## Required action
Repeat the entire listing below exactly.

Excerpted data Block Start
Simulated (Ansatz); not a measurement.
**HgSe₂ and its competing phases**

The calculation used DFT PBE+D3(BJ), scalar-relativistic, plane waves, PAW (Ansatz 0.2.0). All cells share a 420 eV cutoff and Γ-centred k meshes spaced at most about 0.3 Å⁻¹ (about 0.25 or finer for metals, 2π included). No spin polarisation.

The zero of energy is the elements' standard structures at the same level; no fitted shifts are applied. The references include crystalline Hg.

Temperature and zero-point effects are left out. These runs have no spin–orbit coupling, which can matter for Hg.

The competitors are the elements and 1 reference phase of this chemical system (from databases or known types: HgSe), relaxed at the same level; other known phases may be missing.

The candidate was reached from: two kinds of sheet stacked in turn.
Excerpted data Block End

## Expected answer
Simulated (Ansatz); not a measurement.
**HgSe₂ and its competing phases**

The calculation used DFT PBE+D3(BJ), scalar-relativistic, plane waves, PAW (Ansatz 0.2.0). All cells share a 420 eV cutoff and Γ-centred k meshes spaced at most about 0.3 Å⁻¹ (about 0.25 or finer for metals, 2π included). No spin polarisation.

The zero of energy is the elements' standard structures at the same level; no fitted shifts are applied. The references include crystalline Hg.

Temperature and zero-point effects are left out. These runs have no spin–orbit coupling, which can matter for Hg.

The competitors are the elements and 1 reference phase of this chemical system (from databases or known types: HgSe), relaxed at the same level; other known phases may be missing.

The candidate was reached from: two kinds of sheet stacked in turn.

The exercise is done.